Within the records below is a range that opens at the line with "Ansatz 0.2.0 |" and closes at the line with "cell | 12 | 14 |". Return that range word for word, both ends included, and only that range.

####################
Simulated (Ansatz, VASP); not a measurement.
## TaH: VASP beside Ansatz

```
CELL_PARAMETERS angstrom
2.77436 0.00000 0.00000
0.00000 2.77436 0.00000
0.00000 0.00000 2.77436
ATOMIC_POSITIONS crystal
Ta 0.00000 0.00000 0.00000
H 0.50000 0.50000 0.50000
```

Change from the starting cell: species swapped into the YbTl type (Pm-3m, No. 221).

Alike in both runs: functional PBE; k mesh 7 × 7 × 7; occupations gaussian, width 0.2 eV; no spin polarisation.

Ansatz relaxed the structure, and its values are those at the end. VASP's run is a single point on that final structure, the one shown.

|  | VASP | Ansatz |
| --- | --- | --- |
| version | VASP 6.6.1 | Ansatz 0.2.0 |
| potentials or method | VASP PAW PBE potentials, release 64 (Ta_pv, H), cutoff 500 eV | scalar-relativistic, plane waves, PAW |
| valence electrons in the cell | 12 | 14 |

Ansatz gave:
####################

▶ Task result
| version | VASP 6.6.1 | Ansatz 0.2.0 |
| potentials or method | VASP PAW PBE potentials, release 64 (Ta_pv, H), cutoff 500 eV | scalar-relativistic, plane waves, PAW |
| valence electrons in the cell | 12 | 14 |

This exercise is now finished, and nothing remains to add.